**Action item:** Please give the records below back in full, exactly as shown.

####

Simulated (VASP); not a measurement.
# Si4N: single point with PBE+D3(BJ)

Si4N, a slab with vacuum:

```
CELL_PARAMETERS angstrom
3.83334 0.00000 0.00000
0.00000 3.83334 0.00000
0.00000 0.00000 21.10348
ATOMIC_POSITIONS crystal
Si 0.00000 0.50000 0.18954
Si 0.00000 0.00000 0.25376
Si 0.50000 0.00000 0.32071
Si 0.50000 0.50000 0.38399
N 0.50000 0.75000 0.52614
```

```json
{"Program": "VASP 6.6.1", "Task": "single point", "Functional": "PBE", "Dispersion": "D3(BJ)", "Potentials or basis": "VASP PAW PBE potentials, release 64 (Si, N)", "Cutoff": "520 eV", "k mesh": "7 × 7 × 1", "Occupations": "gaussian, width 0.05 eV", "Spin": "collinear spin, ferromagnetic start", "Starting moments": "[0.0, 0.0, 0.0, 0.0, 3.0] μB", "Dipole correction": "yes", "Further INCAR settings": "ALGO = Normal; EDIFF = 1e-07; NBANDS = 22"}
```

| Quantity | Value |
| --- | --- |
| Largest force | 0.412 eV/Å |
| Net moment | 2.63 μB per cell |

####

**Task output:**
Simulated (VASP); not a measurement.
# Si4N: single point with PBE+D3(BJ)

Si4N, a slab with vacuum:

```
CELL_PARAMETERS angstrom
3.83334 0.00000 0.00000
0.00000 3.83334 0.00000
0.00000 0.00000 21.10348
ATOMIC_POSITIONS crystal
Si 0.00000 0.50000 0.18954
Si 0.00000 0.00000 0.25376
Si 0.50000 0.00000 0.32071
Si 0.50000 0.50000 0.38399
N 0.50000 0.75000 0.52614
```

```json
{"Program": "VASP 6.6.1", "Task": "single point", "Functional": "PBE", "Dispersion": "D3(BJ)", "Potentials or basis": "VASP PAW PBE potentials, release 64 (Si, N)", "Cutoff": "520 eV", "k mesh": "7 × 7 × 1", "Occupations": "gaussian, width 0.05 eV", "Spin": "collinear spin, ferromagnetic start", "Starting moments": "[0.0, 0.0, 0.0, 0.0, 3.0] μB", "Dipole correction": "yes", "Further INCAR settings": "ALGO = Normal; EDIFF = 1e-07; NBANDS = 22"}
```

| Quantity | Value |
| --- | --- |
| Largest force | 0.412 eV/Å |
| Net moment | 2.63 μB per cell |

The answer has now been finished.